### Data supplied
^^^^

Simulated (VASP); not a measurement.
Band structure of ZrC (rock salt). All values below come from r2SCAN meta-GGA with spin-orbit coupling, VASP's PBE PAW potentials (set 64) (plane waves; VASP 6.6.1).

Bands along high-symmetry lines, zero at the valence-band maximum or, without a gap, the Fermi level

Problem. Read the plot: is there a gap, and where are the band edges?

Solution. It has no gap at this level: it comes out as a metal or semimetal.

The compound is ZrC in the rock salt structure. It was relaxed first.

^^^^

### Assigned task
Reproduce the records above exactly, from the first line to the line that holds "Solution. It has", inclusive, and omit everything after it.

### Task output
Simulated (VASP); not a measurement.
Band structure of ZrC (rock salt). All values below come from r2SCAN meta-GGA with spin-orbit coupling, VASP's PBE PAW potentials (set 64) (plane waves; VASP 6.6.1).

Bands along high-symmetry lines, zero at the valence-band maximum or, without a gap, the Fermi level

Problem. Read the plot: is there a gap, and where are the band edges?

Solution. It has no gap at this level: it comes out as a metal or semimetal.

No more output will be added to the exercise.